## Source data
□ □ □
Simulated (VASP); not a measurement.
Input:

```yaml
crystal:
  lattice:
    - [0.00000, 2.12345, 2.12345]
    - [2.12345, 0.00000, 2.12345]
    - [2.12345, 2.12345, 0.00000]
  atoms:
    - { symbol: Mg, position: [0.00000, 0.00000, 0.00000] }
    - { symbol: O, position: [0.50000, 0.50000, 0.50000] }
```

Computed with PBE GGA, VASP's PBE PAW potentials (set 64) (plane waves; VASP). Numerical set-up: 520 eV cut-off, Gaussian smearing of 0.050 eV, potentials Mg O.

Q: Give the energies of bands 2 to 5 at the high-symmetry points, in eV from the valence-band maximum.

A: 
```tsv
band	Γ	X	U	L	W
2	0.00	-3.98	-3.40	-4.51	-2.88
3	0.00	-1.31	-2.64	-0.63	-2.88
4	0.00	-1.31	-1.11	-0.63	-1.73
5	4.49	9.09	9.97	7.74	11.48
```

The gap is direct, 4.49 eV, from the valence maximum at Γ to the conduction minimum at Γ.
□ □ □

## Activity
The response should consist of all the entries, copied without any alteration.

## Problem solution
Simulated (VASP); not a measurement.
Input:

```yaml
crystal:
  lattice:
    - [0.00000, 2.12345, 2.12345]
    - [2.12345, 0.00000, 2.12345]
    - [2.12345, 2.12345, 0.00000]
  atoms:
    - { symbol: Mg, position: [0.00000, 0.00000, 0.00000] }
    - { symbol: O, position: [0.50000, 0.50000, 0.50000] }
```

Computed with PBE GGA, VASP's PBE PAW potentials (set 64) (plane waves; VASP). Numerical set-up: 520 eV cut-off, Gaussian smearing of 0.050 eV, potentials Mg O.

Q: Give the energies of bands 2 to 5 at the high-symmetry points, in eV from the valence-band maximum.

A: 
```tsv
band	Γ	X	U	L	W
2	0.00	-3.98	-3.40	-4.51	-2.88
3	0.00	-1.31	-2.64	-0.63	-2.88
4	0.00	-1.31	-1.11	-0.63	-1.73
5	4.49	9.09	9.97	7.74	11.48
```

The gap is direct, 4.49 eV, from the valence maximum at Γ to the conduction minimum at Γ.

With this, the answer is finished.